▶ _BRIEF_: Nothing but the data, repeated exactly, belongs in the answer.

▶ _RECORD SET_:
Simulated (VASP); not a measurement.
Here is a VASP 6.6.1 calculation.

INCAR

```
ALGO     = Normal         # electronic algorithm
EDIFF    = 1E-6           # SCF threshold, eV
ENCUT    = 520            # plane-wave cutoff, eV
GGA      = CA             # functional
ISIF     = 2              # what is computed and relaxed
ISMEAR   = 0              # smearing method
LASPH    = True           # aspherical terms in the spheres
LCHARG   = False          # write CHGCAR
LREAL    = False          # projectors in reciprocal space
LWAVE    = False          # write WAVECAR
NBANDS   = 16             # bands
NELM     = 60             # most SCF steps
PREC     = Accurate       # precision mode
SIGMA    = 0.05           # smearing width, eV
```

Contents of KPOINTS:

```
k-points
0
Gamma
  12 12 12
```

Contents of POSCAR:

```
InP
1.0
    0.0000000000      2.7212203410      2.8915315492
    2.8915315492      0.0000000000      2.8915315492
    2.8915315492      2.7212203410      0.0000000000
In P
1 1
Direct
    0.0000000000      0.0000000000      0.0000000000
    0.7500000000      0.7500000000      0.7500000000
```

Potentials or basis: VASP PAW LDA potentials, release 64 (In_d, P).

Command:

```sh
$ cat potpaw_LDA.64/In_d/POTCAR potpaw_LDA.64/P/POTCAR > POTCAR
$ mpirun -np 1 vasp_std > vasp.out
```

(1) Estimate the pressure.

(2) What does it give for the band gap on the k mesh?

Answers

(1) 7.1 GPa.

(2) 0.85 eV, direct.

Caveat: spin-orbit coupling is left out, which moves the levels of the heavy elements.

▶ _EXERCISE RESPONSE_:
Simulated (VASP); not a measurement.
Here is a VASP 6.6.1 calculation.

INCAR

```
ALGO     = Normal         # electronic algorithm
EDIFF    = 1E-6           # SCF threshold, eV
ENCUT    = 520            # plane-wave cutoff, eV
GGA      = CA             # functional
ISIF     = 2              # what is computed and relaxed
ISMEAR   = 0              # smearing method
LASPH    = True           # aspherical terms in the spheres
LCHARG   = False          # write CHGCAR
LREAL    = False          # projectors in reciprocal space
LWAVE    = False          # write WAVECAR
NBANDS   = 16             # bands
NELM     = 60             # most SCF steps
PREC     = Accurate       # precision mode
SIGMA    = 0.05           # smearing width, eV
```

Contents of KPOINTS:

```
k-points
0
Gamma
  12 12 12
```

Contents of POSCAR:

```
InP
1.0
    0.0000000000      2.7212203410      2.8915315492
    2.8915315492      0.0000000000      2.8915315492
    2.8915315492      2.7212203410      0.0000000000
In P
1 1
Direct
    0.0000000000      0.0000000000      0.0000000000
    0.7500000000      0.7500000000      0.7500000000
```

Potentials or basis: VASP PAW LDA potentials, release 64 (In_d, P).

Command:

```sh
$ cat potpaw_LDA.64/In_d/POTCAR potpaw_LDA.64/P/POTCAR > POTCAR
$ mpirun -np 1 vasp_std > vasp.out
```

(1) Estimate the pressure.

(2) What does it give for the band gap on the k mesh?

Answers

(1) 7.1 GPa.

(2) 0.85 eV, direct.

Caveat: spin-orbit coupling is left out, which moves the levels of the heavy elements.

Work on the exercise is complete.